::::::

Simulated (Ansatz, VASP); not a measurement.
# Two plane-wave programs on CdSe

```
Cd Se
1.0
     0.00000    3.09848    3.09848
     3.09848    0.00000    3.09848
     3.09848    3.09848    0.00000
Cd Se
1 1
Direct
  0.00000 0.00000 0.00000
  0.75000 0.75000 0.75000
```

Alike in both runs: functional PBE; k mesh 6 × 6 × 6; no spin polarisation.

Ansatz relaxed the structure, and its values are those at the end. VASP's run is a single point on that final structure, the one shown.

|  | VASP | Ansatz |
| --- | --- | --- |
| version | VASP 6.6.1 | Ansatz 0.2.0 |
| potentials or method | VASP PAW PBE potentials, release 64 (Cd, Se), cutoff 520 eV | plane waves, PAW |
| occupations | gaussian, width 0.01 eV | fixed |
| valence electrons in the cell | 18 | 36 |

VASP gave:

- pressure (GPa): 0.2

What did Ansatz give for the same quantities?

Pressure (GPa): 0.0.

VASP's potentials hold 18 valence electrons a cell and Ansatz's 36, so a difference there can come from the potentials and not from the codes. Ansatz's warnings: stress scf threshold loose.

::::::

■ Assigned task:
Please write out exactly the lines from the start of the data through the line that contains "Pressure (GPa): 0.0.", both ends included, and nothing else.

■ Problem solution:
Simulated (Ansatz, VASP); not a measurement.
# Two plane-wave programs on CdSe

```
Cd Se
1.0
     0.00000    3.09848    3.09848
     3.09848    0.00000    3.09848
     3.09848    3.09848    0.00000
Cd Se
1 1
Direct
  0.00000 0.00000 0.00000
  0.75000 0.75000 0.75000
```

Alike in both runs: functional PBE; k mesh 6 × 6 × 6; no spin polarisation.

Ansatz relaxed the structure, and its values are those at the end. VASP's run is a single point on that final structure, the one shown.

|  | VASP | Ansatz |
| --- | --- | --- |
| version | VASP 6.6.1 | Ansatz 0.2.0 |
| potentials or method | VASP PAW PBE potentials, release 64 (Cd, Se), cutoff 520 eV | plane waves, PAW |
| occupations | gaussian, width 0.01 eV | fixed |
| valence electrons in the cell | 18 | 36 |

VASP gave:

- pressure (GPa): 0.2

What did Ansatz give for the same quantities?

Pressure (GPa): 0.0.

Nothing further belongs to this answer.